▶ **Material supplied**:
--*--

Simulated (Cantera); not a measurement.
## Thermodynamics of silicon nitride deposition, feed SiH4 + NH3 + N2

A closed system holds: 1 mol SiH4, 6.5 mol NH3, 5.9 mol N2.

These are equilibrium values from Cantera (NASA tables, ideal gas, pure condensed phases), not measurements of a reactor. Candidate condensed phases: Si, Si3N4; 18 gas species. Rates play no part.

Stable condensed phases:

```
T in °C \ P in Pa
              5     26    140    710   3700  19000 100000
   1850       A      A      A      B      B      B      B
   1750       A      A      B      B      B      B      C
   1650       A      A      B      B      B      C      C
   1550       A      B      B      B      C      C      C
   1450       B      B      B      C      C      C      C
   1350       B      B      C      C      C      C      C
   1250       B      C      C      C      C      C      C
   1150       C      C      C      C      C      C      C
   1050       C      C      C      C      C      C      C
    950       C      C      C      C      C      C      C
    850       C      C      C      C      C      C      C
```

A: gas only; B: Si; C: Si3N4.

--*--

▶ **Work request**: Quote exactly the opening line of the material above and every line after it, up to and including the line that contains "These are equilibrium".

▶ **Answer box**:
Simulated (Cantera); not a measurement.
## Thermodynamics of silicon nitride deposition, feed SiH4 + NH3 + N2

A closed system holds: 1 mol SiH4, 6.5 mol NH3, 5.9 mol N2.

These are equilibrium values from Cantera (NASA tables, ideal gas, pure condensed phases), not measurements of a reactor. Candidate condensed phases: Si, Si3N4; 18 gas species. Rates play no part.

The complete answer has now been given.